((
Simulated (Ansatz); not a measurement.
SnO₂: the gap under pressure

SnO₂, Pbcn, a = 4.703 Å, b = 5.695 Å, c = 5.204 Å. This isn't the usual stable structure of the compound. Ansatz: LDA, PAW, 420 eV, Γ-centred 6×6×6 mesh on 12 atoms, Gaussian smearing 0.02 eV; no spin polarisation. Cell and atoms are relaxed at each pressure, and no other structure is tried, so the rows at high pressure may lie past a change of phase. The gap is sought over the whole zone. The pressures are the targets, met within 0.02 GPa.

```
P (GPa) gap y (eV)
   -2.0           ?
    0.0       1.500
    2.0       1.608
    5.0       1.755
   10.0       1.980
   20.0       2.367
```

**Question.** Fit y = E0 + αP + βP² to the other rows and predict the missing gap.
))

## REQUIREMENT
An exact copy of the listing above is needed, so write it out again.

## PROBLEM SOLUTION
Simulated (Ansatz); not a measurement.
SnO₂: the gap under pressure

SnO₂, Pbcn, a = 4.703 Å, b = 5.695 Å, c = 5.204 Å. This isn't the usual stable structure of the compound. Ansatz: LDA, PAW, 420 eV, Γ-centred 6×6×6 mesh on 12 atoms, Gaussian smearing 0.02 eV; no spin polarisation. Cell and atoms are relaxed at each pressure, and no other structure is tried, so the rows at high pressure may lie past a change of phase. The gap is sought over the whole zone. The pressures are the targets, met within 0.02 GPa.

```
P (GPa) gap y (eV)
   -2.0           ?
    0.0       1.500
    2.0       1.608
    5.0       1.755
   10.0       1.980
   20.0       2.367
```

**Question.** Fit y = E0 + αP + βP² to the other rows and predict the missing gap.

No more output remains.